* _Work order_
Nothing in the entries should change; repeat them exactly.

* _Material shown_

· · · · ·

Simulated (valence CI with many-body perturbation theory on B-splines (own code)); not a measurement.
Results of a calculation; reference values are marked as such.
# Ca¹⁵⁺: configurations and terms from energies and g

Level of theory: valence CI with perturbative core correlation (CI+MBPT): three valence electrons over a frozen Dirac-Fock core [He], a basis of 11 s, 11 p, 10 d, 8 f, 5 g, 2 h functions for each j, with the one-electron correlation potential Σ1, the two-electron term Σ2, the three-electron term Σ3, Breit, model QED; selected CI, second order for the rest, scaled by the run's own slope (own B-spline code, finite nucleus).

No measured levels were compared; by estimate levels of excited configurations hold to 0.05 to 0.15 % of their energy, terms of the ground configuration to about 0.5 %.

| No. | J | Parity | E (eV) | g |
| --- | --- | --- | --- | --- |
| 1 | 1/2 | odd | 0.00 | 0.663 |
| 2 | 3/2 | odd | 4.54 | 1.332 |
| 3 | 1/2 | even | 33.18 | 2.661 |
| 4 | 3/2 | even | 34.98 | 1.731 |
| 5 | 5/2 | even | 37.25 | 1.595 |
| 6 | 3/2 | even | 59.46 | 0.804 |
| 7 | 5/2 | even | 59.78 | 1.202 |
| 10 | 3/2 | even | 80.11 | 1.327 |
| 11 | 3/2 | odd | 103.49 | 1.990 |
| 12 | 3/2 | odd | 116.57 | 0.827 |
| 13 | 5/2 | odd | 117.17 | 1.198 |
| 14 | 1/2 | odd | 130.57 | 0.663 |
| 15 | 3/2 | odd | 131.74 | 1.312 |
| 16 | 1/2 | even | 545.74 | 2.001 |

· · · · ·

* _Exercise output_
Simulated (valence CI with many-body perturbation theory on B-splines (own code)); not a measurement.
Results of a calculation; reference values are marked as such.
# Ca¹⁵⁺: configurations and terms from energies and g

Level of theory: valence CI with perturbative core correlation (CI+MBPT): three valence electrons over a frozen Dirac-Fock core [He], a basis of 11 s, 11 p, 10 d, 8 f, 5 g, 2 h functions for each j, with the one-electron correlation potential Σ1, the two-electron term Σ2, the three-electron term Σ3, Breit, model QED; selected CI, second order for the rest, scaled by the run's own slope (own B-spline code, finite nucleus).

No measured levels were compared; by estimate levels of excited configurations hold to 0.05 to 0.15 % of their energy, terms of the ground configuration to about 0.5 %.

| No. | J | Parity | E (eV) | g |
| --- | --- | --- | --- | --- |
| 1 | 1/2 | odd | 0.00 | 0.663 |
| 2 | 3/2 | odd | 4.54 | 1.332 |
| 3 | 1/2 | even | 33.18 | 2.661 |
| 4 | 3/2 | even | 34.98 | 1.731 |
| 5 | 5/2 | even | 37.25 | 1.595 |
| 6 | 3/2 | even | 59.46 | 0.804 |
| 7 | 5/2 | even | 59.78 | 1.202 |
| 10 | 3/2 | even | 80.11 | 1.327 |
| 11 | 3/2 | odd | 103.49 | 1.990 |
| 12 | 3/2 | odd | 116.57 | 0.827 |
| 13 | 5/2 | odd | 117.17 | 1.198 |
| 14 | 1/2 | odd | 130.57 | 0.663 |
| 15 | 3/2 | odd | 131.74 | 1.312 |
| 16 | 1/2 | even | 545.74 | 2.001 |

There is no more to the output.